▶ _Task item_: Please reproduce the entire listing exactly.

▶ _Record excerpts_:
== Segment start ==

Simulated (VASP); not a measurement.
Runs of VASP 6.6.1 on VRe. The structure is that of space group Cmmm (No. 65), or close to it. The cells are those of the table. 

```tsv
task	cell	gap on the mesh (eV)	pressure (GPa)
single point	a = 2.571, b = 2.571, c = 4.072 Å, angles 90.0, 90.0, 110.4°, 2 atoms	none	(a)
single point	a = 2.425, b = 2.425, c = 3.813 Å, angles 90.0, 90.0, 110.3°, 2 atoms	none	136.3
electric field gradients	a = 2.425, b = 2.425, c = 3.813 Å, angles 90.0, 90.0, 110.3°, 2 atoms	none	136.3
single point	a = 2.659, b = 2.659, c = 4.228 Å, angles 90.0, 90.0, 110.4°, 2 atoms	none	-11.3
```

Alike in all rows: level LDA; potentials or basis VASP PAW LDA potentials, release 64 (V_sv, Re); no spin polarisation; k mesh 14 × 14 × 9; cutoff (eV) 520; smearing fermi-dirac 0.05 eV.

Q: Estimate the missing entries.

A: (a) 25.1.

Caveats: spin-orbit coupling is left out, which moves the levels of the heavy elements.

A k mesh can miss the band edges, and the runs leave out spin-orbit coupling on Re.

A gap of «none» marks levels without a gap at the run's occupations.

== Segment end ==

▶ _Task result_:
Simulated (VASP); not a measurement.
Runs of VASP 6.6.1 on VRe. The structure is that of space group Cmmm (No. 65), or close to it. The cells are those of the table. 

```tsv
task	cell	gap on the mesh (eV)	pressure (GPa)
single point	a = 2.571, b = 2.571, c = 4.072 Å, angles 90.0, 90.0, 110.4°, 2 atoms	none	(a)
single point	a = 2.425, b = 2.425, c = 3.813 Å, angles 90.0, 90.0, 110.3°, 2 atoms	none	136.3
electric field gradients	a = 2.425, b = 2.425, c = 3.813 Å, angles 90.0, 90.0, 110.3°, 2 atoms	none	136.3
single point	a = 2.659, b = 2.659, c = 4.228 Å, angles 90.0, 90.0, 110.4°, 2 atoms	none	-11.3
```

Alike in all rows: level LDA; potentials or basis VASP PAW LDA potentials, release 64 (V_sv, Re); no spin polarisation; k mesh 14 × 14 × 9; cutoff (eV) 520; smearing fermi-dirac 0.05 eV.

Q: Estimate the missing entries.

A: (a) 25.1.

Caveats: spin-orbit coupling is left out, which moves the levels of the heavy elements.

A k mesh can miss the band edges, and the runs leave out spin-orbit coupling on Re.

A gap of «none» marks levels without a gap at the run's occupations.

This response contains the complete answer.